Once the line containing "Ansatz 0.2.0 |" is found in the entries below, reproduce it and every line after it, stopping at and including the line containing "VASP's potentials were"; reproduce nothing else, and keep each line exact.

------------------------------------
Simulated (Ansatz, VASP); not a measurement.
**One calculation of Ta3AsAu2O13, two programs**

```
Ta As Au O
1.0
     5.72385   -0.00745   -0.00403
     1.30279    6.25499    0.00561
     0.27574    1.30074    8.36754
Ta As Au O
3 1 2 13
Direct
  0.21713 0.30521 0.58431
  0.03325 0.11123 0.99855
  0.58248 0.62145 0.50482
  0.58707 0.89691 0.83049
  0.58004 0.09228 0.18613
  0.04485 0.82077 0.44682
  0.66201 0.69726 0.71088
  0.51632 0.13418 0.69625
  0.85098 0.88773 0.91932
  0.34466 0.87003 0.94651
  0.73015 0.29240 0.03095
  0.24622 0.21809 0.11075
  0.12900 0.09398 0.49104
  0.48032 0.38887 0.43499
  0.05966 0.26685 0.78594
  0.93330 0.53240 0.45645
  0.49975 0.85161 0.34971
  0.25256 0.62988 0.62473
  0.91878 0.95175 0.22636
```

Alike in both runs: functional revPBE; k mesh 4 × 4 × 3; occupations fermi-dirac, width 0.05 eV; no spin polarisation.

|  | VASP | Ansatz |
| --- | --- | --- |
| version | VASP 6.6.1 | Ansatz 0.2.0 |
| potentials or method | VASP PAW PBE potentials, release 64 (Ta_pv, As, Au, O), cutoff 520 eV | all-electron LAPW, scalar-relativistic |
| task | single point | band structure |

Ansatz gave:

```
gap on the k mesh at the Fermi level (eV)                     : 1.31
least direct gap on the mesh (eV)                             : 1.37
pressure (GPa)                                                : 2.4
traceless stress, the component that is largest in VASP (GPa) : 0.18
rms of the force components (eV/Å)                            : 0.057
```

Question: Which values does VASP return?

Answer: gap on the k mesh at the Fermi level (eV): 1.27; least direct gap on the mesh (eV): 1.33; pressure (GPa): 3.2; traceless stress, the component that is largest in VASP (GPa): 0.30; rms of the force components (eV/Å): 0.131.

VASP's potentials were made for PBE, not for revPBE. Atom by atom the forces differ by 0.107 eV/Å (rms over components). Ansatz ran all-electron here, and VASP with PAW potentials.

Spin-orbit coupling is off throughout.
------------------------------------

RESPONSE AREA:
| version | VASP 6.6.1 | Ansatz 0.2.0 |
| potentials or method | VASP PAW PBE potentials, release 64 (Ta_pv, As, Au, O), cutoff 520 eV | all-electron LAPW, scalar-relativistic |
| task | single point | band structure |

Ansatz gave:

```
gap on the k mesh at the Fermi level (eV)                     : 1.31
least direct gap on the mesh (eV)                             : 1.37
pressure (GPa)                                                : 2.4
traceless stress, the component that is largest in VASP (GPa) : 0.18
rms of the force components (eV/Å)                            : 0.057
```

Question: Which values does VASP return?

Answer: gap on the k mesh at the Fermi level (eV): 1.27; least direct gap on the mesh (eV): 1.33; pressure (GPa): 3.2; traceless stress, the component that is largest in VASP (GPa): 0.30; rms of the force components (eV/Å): 0.131.

VASP's potentials were made for PBE, not for revPBE. Atom by atom the forces differ by 0.107 eV/Å (rms over components). Ansatz ran all-electron here, and VASP with PAW potentials.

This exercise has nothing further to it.